Requirement
Each line of the data should be transcribed exactly as given.

Information
++++++++++
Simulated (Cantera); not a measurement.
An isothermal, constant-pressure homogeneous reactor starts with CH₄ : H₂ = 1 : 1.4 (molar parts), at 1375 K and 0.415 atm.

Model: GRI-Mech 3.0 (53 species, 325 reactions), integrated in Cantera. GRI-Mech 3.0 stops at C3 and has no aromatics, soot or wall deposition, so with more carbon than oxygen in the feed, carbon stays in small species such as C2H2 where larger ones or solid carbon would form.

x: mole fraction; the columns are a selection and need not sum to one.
++++++++++

Answer space
Simulated (Cantera); not a measurement.
An isothermal, constant-pressure homogeneous reactor starts with CH₄ : H₂ = 1 : 1.4 (molar parts), at 1375 K and 0.415 atm.

Model: GRI-Mech 3.0 (53 species, 325 reactions), integrated in Cantera. GRI-Mech 3.0 stops at C3 and has no aromatics, soot or wall deposition, so with more carbon than oxygen in the feed, carbon stays in small species such as C2H2 where larger ones or solid carbon would form.

x: mole fraction; the columns are a selection and need not sum to one.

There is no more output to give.